» REQUIREMENT
Everything in the data below is left aside except the lines from the one containing "Q: Estimate the band gap on the k mesh." through the one containing "Q: Predict the pressure."; repeat those exactly.

» SOURCE MATERIAL
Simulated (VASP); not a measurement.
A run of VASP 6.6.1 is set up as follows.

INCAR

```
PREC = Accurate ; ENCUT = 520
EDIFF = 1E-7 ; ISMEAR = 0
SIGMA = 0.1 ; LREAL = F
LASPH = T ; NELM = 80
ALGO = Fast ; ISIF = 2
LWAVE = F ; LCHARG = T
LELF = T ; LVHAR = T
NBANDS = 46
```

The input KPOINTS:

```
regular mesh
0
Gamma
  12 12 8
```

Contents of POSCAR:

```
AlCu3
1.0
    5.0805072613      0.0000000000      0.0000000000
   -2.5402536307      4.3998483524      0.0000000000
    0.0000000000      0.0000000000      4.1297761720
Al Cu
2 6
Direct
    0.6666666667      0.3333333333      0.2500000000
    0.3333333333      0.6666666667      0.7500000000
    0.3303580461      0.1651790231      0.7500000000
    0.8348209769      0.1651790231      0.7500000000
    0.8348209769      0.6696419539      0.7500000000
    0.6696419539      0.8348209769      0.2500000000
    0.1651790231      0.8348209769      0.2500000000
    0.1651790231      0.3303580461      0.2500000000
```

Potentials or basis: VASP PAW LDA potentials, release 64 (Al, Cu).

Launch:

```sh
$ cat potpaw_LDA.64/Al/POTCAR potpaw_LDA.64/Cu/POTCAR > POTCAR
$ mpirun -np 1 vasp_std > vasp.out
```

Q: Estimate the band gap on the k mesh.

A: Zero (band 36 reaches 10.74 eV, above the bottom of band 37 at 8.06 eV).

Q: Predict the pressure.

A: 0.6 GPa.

» TASK SOLUTION
Q: Estimate the band gap on the k mesh.

A: Zero (band 36 reaches 10.74 eV, above the bottom of band 37 at 8.06 eV).

Q: Predict the pressure.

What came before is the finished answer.